Below is a listing. Quote from it, exactly, the lines from the one containing "Q: Do these regions connect?" down to the one containing "Q: How does", both ends included, and nothing else.

**Given information**
*** Begin section ***
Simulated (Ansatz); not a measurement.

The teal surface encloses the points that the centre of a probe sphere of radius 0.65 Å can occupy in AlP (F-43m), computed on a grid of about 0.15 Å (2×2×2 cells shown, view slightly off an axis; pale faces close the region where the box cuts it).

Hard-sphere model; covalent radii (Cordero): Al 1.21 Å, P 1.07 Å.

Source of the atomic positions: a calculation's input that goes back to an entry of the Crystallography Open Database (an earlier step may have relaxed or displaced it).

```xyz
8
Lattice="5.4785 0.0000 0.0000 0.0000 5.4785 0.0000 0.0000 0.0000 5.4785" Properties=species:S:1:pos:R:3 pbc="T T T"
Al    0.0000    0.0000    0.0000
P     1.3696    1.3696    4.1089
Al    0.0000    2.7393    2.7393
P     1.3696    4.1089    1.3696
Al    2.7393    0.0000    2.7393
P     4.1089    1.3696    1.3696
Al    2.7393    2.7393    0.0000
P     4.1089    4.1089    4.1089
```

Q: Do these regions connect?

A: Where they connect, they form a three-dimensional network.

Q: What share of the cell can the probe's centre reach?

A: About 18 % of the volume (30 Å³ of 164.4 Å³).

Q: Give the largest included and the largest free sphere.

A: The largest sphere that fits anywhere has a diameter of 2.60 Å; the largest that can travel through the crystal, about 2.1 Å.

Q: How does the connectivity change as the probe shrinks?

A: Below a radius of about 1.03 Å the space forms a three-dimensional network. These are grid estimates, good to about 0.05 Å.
*** End section ***

**Worked solution**
Q: Do these regions connect?

A: Where they connect, they form a three-dimensional network.

Q: What share of the cell can the probe's centre reach?

A: About 18 % of the volume (30 Å³ of 164.4 Å³).

Q: Give the largest included and the largest free sphere.

A: The largest sphere that fits anywhere has a diameter of 2.60 Å; the largest that can travel through the crystal, about 2.1 Å.

Q: How does the connectivity change as the probe shrinks?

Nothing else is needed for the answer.